## EXTRACTED ENTRIES
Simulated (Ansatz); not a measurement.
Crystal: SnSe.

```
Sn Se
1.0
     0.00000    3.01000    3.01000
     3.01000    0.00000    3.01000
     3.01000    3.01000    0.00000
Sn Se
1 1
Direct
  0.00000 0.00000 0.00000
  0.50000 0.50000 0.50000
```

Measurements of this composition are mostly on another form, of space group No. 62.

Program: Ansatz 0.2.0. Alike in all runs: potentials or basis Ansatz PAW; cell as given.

## ASSIGNMENT
Copy every entry exactly, missing none.

## RESPONSE
Simulated (Ansatz); not a measurement.
Crystal: SnSe.

```
Sn Se
1.0
     0.00000    3.01000    3.01000
     3.01000    0.00000    3.01000
     3.01000    3.01000    0.00000
Sn Se
1 1
Direct
  0.00000 0.00000 0.00000
  0.50000 0.50000 0.50000
```

Measurements of this composition are mostly on another form, of space group No. 62.

Program: Ansatz 0.2.0. Alike in all runs: potentials or basis Ansatz PAW; cell as given.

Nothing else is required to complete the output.